WORK REQUEST: Return precisely the opening lines of the listing below, ending with the line that contains "Se, Br, O) |".

ENTRIES SHOWN:
#####

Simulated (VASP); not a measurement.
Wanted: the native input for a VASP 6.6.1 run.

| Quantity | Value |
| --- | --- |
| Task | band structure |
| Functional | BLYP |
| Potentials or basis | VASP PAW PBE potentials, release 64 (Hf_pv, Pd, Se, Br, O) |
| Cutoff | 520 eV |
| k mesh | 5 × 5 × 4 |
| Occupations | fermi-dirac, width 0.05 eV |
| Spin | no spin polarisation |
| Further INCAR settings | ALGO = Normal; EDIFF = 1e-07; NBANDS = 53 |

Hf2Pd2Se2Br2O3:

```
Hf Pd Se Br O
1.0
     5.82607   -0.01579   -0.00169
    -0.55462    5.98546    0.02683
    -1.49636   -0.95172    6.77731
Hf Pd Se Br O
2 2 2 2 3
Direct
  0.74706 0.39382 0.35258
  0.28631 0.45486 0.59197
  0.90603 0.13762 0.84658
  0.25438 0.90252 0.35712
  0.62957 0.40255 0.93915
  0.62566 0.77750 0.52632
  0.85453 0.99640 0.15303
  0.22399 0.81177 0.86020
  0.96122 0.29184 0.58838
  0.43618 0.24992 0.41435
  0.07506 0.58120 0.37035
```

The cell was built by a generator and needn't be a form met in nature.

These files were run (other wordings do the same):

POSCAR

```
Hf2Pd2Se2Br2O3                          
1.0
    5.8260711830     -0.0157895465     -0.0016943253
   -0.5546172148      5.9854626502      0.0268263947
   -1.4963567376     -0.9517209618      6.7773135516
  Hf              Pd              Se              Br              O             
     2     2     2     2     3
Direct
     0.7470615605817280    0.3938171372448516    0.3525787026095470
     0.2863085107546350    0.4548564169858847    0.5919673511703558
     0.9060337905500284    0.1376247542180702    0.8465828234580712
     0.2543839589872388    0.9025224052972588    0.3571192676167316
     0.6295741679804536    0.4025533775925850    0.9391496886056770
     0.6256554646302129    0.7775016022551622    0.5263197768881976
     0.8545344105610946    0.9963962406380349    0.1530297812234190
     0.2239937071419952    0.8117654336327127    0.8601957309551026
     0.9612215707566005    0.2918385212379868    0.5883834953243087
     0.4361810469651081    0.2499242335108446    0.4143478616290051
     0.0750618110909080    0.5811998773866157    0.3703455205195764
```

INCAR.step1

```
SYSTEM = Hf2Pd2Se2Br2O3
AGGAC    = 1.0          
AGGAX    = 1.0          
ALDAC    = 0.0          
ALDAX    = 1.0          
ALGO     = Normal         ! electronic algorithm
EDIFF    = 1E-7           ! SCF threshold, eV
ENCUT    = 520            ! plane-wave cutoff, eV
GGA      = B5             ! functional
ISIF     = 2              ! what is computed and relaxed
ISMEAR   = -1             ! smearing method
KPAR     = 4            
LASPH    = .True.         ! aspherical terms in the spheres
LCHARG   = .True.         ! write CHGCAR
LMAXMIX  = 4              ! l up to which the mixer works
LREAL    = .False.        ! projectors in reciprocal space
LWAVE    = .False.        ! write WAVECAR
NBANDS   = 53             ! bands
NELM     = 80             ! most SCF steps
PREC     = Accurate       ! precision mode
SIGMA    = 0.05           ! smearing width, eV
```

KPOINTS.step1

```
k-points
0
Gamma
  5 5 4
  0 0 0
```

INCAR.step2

#####

WORKED SOLUTION:
Simulated (VASP); not a measurement.
Wanted: the native input for a VASP 6.6.1 run.

| Quantity | Value |
| --- | --- |
| Task | band structure |
| Functional | BLYP |
| Potentials or basis | VASP PAW PBE potentials, release 64 (Hf_pv, Pd, Se, Br, O) |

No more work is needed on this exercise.